#####

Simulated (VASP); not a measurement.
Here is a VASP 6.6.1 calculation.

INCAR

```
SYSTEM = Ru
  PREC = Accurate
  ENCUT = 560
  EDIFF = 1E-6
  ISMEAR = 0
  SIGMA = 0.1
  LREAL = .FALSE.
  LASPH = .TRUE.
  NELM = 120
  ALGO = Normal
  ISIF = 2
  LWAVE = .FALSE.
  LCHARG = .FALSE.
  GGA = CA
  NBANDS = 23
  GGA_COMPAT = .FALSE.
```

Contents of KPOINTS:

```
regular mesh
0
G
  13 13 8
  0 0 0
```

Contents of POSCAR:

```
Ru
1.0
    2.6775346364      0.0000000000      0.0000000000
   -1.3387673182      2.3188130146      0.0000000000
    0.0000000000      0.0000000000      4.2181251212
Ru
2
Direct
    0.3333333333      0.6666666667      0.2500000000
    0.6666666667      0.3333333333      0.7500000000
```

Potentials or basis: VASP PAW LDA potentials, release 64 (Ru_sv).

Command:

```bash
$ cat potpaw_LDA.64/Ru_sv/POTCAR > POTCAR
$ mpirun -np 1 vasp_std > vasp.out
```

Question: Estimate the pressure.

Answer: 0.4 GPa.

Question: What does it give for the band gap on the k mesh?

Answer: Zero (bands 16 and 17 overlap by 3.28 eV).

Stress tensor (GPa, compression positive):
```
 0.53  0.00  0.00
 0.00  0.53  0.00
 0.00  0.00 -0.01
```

#####

> **Required action**:
Set down exactly the lines above that run from the start of the listing to the line with "Question: Estimate the pressure.". Leave out every later line.

> **Task answer**:
Simulated (VASP); not a measurement.
Here is a VASP 6.6.1 calculation.

INCAR

```
SYSTEM = Ru
  PREC = Accurate
  ENCUT = 560
  EDIFF = 1E-6
  ISMEAR = 0
  SIGMA = 0.1
  LREAL = .FALSE.
  LASPH = .TRUE.
  NELM = 120
  ALGO = Normal
  ISIF = 2
  LWAVE = .FALSE.
  LCHARG = .FALSE.
  GGA = CA
  NBANDS = 23
  GGA_COMPAT = .FALSE.
```

Contents of KPOINTS:

```
regular mesh
0
G
  13 13 8
  0 0 0
```

Contents of POSCAR:

```
Ru
1.0
    2.6775346364      0.0000000000      0.0000000000
   -1.3387673182      2.3188130146      0.0000000000
    0.0000000000      0.0000000000      4.2181251212
Ru
2
Direct
    0.3333333333      0.6666666667      0.2500000000
    0.6666666667      0.3333333333      0.7500000000
```

Potentials or basis: VASP PAW LDA potentials, release 64 (Ru_sv).

Command:

```bash
$ cat potpaw_LDA.64/Ru_sv/POTCAR > POTCAR
$ mpirun -np 1 vasp_std > vasp.out
```

Question: Estimate the pressure.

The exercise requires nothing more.